GIVEN RECORDS -
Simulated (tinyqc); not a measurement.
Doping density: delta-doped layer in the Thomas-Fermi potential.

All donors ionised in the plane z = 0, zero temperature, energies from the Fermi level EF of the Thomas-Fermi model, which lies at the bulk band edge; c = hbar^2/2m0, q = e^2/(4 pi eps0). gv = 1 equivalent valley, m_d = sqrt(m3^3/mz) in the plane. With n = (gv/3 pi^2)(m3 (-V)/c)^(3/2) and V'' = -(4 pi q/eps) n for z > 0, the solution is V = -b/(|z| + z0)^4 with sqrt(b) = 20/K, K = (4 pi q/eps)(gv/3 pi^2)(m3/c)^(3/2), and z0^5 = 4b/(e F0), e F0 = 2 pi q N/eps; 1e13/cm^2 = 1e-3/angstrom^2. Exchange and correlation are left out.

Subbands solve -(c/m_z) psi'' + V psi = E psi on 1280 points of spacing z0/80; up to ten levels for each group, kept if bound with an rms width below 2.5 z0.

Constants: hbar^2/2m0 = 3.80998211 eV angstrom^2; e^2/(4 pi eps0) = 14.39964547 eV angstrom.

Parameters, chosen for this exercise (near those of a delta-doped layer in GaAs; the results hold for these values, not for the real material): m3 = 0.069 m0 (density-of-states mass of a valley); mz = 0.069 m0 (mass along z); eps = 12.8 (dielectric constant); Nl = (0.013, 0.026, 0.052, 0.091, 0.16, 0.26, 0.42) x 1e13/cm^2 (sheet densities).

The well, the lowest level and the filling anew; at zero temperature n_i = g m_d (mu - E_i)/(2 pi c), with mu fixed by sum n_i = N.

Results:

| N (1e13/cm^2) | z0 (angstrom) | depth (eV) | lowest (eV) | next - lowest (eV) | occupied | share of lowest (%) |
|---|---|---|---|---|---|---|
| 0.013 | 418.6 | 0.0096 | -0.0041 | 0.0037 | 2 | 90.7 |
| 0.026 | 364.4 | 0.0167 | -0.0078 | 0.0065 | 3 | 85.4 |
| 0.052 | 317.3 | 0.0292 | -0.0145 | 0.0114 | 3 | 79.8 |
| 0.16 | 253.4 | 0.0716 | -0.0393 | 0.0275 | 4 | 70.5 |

EXERCISE -
The line with "Doping density: delta-doped" is the last to include; transcribe exactly every line from the top of the material above down to it.

EXERCISE OUTPUT -
Simulated (tinyqc); not a measurement.
Doping density: delta-doped layer in the Thomas-Fermi potential.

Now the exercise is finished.